Work task: Using the exact wording, repeat every line of the material.

Data listing:

= Beginning of Section =

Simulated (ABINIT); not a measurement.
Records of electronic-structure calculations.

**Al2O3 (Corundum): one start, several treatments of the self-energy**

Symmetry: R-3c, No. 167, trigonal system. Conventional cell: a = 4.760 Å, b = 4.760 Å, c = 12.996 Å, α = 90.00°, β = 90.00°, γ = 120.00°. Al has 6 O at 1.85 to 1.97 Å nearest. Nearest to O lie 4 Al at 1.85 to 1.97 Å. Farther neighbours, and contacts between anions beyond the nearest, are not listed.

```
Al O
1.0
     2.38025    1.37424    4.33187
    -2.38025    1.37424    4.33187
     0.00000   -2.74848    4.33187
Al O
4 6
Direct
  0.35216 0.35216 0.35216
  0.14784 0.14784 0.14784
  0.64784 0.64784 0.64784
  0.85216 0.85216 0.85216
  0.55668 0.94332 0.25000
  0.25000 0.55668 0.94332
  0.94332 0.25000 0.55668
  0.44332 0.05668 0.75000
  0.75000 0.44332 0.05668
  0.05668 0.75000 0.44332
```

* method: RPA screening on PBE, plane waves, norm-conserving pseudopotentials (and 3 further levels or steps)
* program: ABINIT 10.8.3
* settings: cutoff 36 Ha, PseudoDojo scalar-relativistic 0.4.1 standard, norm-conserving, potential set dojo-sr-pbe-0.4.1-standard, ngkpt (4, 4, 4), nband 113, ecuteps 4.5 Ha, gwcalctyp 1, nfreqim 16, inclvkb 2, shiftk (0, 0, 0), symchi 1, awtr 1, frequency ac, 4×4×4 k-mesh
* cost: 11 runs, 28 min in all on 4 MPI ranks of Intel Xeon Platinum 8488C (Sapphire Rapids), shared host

= End of Section =

Answer box:
Simulated (ABINIT); not a measurement.
Records of electronic-structure calculations.

**Al2O3 (Corundum): one start, several treatments of the self-energy**

Symmetry: R-3c, No. 167, trigonal system. Conventional cell: a = 4.760 Å, b = 4.760 Å, c = 12.996 Å, α = 90.00°, β = 90.00°, γ = 120.00°. Al has 6 O at 1.85 to 1.97 Å nearest. Nearest to O lie 4 Al at 1.85 to 1.97 Å. Farther neighbours, and contacts between anions beyond the nearest, are not listed.

```
Al O
1.0
     2.38025    1.37424    4.33187
    -2.38025    1.37424    4.33187
     0.00000   -2.74848    4.33187
Al O
4 6
Direct
  0.35216 0.35216 0.35216
  0.14784 0.14784 0.14784
  0.64784 0.64784 0.64784
  0.85216 0.85216 0.85216
  0.55668 0.94332 0.25000
  0.25000 0.55668 0.94332
  0.94332 0.25000 0.55668
  0.44332 0.05668 0.75000
  0.75000 0.44332 0.05668
  0.05668 0.75000 0.44332
```

* method: RPA screening on PBE, plane waves, norm-conserving pseudopotentials (and 3 further levels or steps)
* program: ABINIT 10.8.3
* settings: cutoff 36 Ha, PseudoDojo scalar-relativistic 0.4.1 standard, norm-conserving, potential set dojo-sr-pbe-0.4.1-standard, ngkpt (4, 4, 4), nband 113, ecuteps 4.5 Ha, gwcalctyp 1, nfreqim 16, inclvkb 2, shiftk (0, 0, 0), symchi 1, awtr 1, frequency ac, 4×4×4 k-mesh
* cost: 11 runs, 28 min in all on 4 MPI ranks of Intel Xeon Platinum 8488C (Sapphire Rapids), shared host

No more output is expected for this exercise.